=== Data to examine ===
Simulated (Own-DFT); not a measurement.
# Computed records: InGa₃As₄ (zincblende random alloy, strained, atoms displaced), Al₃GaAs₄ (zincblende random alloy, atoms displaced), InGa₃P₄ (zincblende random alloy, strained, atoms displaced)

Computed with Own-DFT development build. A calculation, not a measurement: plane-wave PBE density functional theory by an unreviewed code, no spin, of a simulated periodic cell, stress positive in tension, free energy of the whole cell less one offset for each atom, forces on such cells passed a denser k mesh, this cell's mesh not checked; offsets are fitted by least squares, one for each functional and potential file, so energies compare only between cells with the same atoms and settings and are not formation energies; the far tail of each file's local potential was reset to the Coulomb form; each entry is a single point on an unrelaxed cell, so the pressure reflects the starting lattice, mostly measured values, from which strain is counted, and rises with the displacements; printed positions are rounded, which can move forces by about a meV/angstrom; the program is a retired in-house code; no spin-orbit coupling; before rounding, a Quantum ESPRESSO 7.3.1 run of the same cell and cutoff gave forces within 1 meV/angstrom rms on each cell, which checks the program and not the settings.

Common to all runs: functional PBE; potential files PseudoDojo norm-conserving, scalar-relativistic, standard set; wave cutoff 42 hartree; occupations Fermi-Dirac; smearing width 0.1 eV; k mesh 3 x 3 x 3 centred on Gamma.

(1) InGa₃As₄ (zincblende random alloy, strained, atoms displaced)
===

Activity: Transcribe the entries exactly, and make each line match the original.

Worked solution:
Simulated (Own-DFT); not a measurement.
# Computed records: InGa₃As₄ (zincblende random alloy, strained, atoms displaced), Al₃GaAs₄ (zincblende random alloy, atoms displaced), InGa₃P₄ (zincblende random alloy, strained, atoms displaced)

Computed with Own-DFT development build. A calculation, not a measurement: plane-wave PBE density functional theory by an unreviewed code, no spin, of a simulated periodic cell, stress positive in tension, free energy of the whole cell less one offset for each atom, forces on such cells passed a denser k mesh, this cell's mesh not checked; offsets are fitted by least squares, one for each functional and potential file, so energies compare only between cells with the same atoms and settings and are not formation energies; the far tail of each file's local potential was reset to the Coulomb form; each entry is a single point on an unrelaxed cell, so the pressure reflects the starting lattice, mostly measured values, from which strain is counted, and rises with the displacements; printed positions are rounded, which can move forces by about a meV/angstrom; the program is a retired in-house code; no spin-orbit coupling; before rounding, a Quantum ESPRESSO 7.3.1 run of the same cell and cutoff gave forces within 1 meV/angstrom rms on each cell, which checks the program and not the settings.

Common to all runs: functional PBE; potential files PseudoDojo norm-conserving, scalar-relativistic, standard set; wave cutoff 42 hartree; occupations Fermi-Dirac; smearing width 0.1 eV; k mesh 3 x 3 x 3 centred on Gamma.

(1) InGa₃As₄ (zincblende random alloy, strained, atoms displaced)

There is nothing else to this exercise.